> **Brief**
Output each record in full, exactly as it stands.

> **Input data**
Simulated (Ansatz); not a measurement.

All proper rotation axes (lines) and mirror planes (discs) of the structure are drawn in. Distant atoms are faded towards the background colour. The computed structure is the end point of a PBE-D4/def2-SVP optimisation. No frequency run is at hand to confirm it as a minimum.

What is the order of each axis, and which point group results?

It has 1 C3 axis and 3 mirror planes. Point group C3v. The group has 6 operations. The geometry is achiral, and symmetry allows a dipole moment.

> **Exercise response**
Simulated (Ansatz); not a measurement.

All proper rotation axes (lines) and mirror planes (discs) of the structure are drawn in. Distant atoms are faded towards the background colour. The computed structure is the end point of a PBE-D4/def2-SVP optimisation. No frequency run is at hand to confirm it as a minimum.

What is the order of each axis, and which point group results?

It has 1 C3 axis and 3 mirror planes. Point group C3v. The group has 6 operations. The geometry is achiral, and symmetry allows a dipole moment.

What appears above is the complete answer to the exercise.